→ ASSIGNED TASK
Transcribe exactly the span of lines that begins the records and ends with the line holding "The calculation used", both boundary lines included.

→ MATERIAL SUPPLIED
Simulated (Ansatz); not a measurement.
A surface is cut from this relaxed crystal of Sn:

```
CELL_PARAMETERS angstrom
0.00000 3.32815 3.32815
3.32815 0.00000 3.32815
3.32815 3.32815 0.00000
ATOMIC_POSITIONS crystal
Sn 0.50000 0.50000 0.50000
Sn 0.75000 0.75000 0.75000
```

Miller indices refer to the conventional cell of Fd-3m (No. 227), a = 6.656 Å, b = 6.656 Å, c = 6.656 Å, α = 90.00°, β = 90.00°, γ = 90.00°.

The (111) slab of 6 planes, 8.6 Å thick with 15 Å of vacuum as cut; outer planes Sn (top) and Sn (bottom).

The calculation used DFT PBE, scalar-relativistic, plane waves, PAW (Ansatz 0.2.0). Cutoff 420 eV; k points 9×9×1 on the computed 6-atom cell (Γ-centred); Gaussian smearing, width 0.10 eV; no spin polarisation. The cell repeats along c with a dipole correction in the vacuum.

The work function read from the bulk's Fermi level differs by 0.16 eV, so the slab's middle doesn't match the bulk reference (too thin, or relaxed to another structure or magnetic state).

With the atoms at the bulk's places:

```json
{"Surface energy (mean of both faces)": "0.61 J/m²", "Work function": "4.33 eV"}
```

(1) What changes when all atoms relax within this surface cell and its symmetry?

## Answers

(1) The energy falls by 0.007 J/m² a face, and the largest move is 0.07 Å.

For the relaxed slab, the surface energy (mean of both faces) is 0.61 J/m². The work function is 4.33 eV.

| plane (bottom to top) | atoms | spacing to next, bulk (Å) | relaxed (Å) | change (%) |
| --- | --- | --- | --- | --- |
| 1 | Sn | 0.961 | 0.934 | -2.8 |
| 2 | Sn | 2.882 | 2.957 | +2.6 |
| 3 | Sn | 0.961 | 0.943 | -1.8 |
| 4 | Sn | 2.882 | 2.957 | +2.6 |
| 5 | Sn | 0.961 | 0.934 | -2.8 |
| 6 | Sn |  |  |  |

→ WRITTEN REPLY
Simulated (Ansatz); not a measurement.
A surface is cut from this relaxed crystal of Sn:

```
CELL_PARAMETERS angstrom
0.00000 3.32815 3.32815
3.32815 0.00000 3.32815
3.32815 3.32815 0.00000
ATOMIC_POSITIONS crystal
Sn 0.50000 0.50000 0.50000
Sn 0.75000 0.75000 0.75000
```

Miller indices refer to the conventional cell of Fd-3m (No. 227), a = 6.656 Å, b = 6.656 Å, c = 6.656 Å, α = 90.00°, β = 90.00°, γ = 90.00°.

The (111) slab of 6 planes, 8.6 Å thick with 15 Å of vacuum as cut; outer planes Sn (top) and Sn (bottom).

The calculation used DFT PBE, scalar-relativistic, plane waves, PAW (Ansatz 0.2.0). Cutoff 420 eV; k points 9×9×1 on the computed 6-atom cell (Γ-centred); Gaussian smearing, width 0.10 eV; no spin polarisation. The cell repeats along c with a dipole correction in the vacuum.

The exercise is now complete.